# Work instruction
Could you write out the lines below exactly, beginning with the first and finishing with the one that contains "- Net moment: 0.00 μB per cell"?

# Stored data
::::
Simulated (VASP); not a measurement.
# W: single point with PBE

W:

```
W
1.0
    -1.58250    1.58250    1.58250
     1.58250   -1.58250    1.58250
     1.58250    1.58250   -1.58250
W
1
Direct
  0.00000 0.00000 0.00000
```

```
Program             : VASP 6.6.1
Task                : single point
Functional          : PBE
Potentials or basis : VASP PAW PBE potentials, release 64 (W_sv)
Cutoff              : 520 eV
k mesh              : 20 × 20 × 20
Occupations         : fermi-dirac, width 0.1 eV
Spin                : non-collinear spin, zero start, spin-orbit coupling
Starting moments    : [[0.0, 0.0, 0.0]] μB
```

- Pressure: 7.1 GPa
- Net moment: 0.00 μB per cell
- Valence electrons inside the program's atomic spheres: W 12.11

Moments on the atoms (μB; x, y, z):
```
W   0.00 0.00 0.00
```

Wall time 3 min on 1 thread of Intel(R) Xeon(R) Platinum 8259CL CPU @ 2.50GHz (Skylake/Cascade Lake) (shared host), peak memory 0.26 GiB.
::::

# Answer space
Simulated (VASP); not a measurement.
# W: single point with PBE

W:

```
W
1.0
    -1.58250    1.58250    1.58250
     1.58250   -1.58250    1.58250
     1.58250    1.58250   -1.58250
W
1
Direct
  0.00000 0.00000 0.00000
```

```
Program             : VASP 6.6.1
Task                : single point
Functional          : PBE
Potentials or basis : VASP PAW PBE potentials, release 64 (W_sv)
Cutoff              : 520 eV
k mesh              : 20 × 20 × 20
Occupations         : fermi-dirac, width 0.1 eV
Spin                : non-collinear spin, zero start, spin-orbit coupling
Starting moments    : [[0.0, 0.0, 0.0]] μB
```

- Pressure: 7.1 GPa
- Net moment: 0.00 μB per cell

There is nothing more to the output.